Assignment:
Could you retype, exactly as written, every line from the top of the records through the line that contains "570 | -1 | 2× |"?

Data for analysis:
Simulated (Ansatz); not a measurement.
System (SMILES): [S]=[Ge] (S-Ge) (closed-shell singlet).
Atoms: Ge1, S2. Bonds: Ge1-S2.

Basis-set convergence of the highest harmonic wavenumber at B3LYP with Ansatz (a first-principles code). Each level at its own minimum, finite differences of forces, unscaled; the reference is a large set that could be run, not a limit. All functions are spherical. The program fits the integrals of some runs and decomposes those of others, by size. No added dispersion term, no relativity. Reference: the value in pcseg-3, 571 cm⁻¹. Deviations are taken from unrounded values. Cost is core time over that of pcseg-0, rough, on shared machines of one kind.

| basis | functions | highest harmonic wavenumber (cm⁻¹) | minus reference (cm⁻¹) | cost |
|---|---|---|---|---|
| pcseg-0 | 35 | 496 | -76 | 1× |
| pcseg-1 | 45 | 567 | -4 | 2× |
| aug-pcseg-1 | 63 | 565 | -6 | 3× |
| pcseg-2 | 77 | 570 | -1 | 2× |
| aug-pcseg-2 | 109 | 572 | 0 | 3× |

Response:
Simulated (Ansatz); not a measurement.
System (SMILES): [S]=[Ge] (S-Ge) (closed-shell singlet).
Atoms: Ge1, S2. Bonds: Ge1-S2.

Basis-set convergence of the highest harmonic wavenumber at B3LYP with Ansatz (a first-principles code). Each level at its own minimum, finite differences of forces, unscaled; the reference is a large set that could be run, not a limit. All functions are spherical. The program fits the integrals of some runs and decomposes those of others, by size. No added dispersion term, no relativity. Reference: the value in pcseg-3, 571 cm⁻¹. Deviations are taken from unrounded values. Cost is core time over that of pcseg-0, rough, on shared machines of one kind.

| basis | functions | highest harmonic wavenumber (cm⁻¹) | minus reference (cm⁻¹) | cost |
|---|---|---|---|---|
| pcseg-0 | 35 | 496 | -76 | 1× |
| pcseg-1 | 45 | 567 | -4 | 2× |
| aug-pcseg-1 | 63 | 565 | -6 | 3× |
| pcseg-2 | 77 | 570 | -1 | 2× |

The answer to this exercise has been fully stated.